▶ [GIVEN INFORMATION]:
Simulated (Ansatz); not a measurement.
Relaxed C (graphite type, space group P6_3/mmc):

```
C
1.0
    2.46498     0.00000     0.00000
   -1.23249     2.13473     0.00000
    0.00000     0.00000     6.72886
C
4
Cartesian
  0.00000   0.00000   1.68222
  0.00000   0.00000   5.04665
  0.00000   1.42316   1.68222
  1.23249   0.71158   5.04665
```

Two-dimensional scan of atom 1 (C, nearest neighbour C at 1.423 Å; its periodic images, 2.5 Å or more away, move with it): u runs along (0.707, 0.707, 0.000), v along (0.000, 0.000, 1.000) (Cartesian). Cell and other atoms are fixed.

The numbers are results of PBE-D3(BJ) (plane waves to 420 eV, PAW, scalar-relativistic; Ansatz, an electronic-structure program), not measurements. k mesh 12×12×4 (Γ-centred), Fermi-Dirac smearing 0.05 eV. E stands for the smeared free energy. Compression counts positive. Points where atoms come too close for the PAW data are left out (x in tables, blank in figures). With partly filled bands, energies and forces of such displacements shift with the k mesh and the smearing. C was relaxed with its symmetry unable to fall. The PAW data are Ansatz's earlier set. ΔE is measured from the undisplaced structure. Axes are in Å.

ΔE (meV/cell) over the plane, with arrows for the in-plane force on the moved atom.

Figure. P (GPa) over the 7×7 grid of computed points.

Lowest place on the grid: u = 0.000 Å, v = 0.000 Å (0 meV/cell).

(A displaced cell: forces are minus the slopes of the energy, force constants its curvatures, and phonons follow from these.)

▶ [ASSIGNED TASK]: In restating the data, begin at its first line, reproduce each line word for word, and conclude with the line that contains "Two-dimensional scan of".

▶ [TASK RESULT]:
Simulated (Ansatz); not a measurement.
Relaxed C (graphite type, space group P6_3/mmc):

```
C
1.0
    2.46498     0.00000     0.00000
   -1.23249     2.13473     0.00000
    0.00000     0.00000     6.72886
C
4
Cartesian
  0.00000   0.00000   1.68222
  0.00000   0.00000   5.04665
  0.00000   1.42316   1.68222
  1.23249   0.71158   5.04665
```

Two-dimensional scan of atom 1 (C, nearest neighbour C at 1.423 Å; its periodic images, 2.5 Å or more away, move with it): u runs along (0.707, 0.707, 0.000), v along (0.000, 0.000, 1.000) (Cartesian). Cell and other atoms are fixed.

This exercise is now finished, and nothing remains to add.